-------------------------

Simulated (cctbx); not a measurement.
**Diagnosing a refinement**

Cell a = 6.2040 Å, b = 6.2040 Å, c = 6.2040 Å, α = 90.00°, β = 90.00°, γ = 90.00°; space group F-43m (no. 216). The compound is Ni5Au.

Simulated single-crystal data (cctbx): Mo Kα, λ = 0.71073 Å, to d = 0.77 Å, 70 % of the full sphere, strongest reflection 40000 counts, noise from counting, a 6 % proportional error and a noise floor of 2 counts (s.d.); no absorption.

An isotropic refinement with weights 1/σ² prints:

-------------------------

• **Work task**: Each line in the material above must be retyped without alteration.

• **Worked solution**:
Simulated (cctbx); not a measurement.
**Diagnosing a refinement**

Cell a = 6.2040 Å, b = 6.2040 Å, c = 6.2040 Å, α = 90.00°, β = 90.00°, γ = 90.00°; space group F-43m (no. 216). The compound is Ni5Au.

Simulated single-crystal data (cctbx): Mo Kα, λ = 0.71073 Å, to d = 0.77 Å, 70 % of the full sphere, strongest reflection 40000 counts, noise from counting, a 6 % proportional error and a noise floor of 2 counts (s.d.); no absorption.

An isotropic refinement with weights 1/σ² prints:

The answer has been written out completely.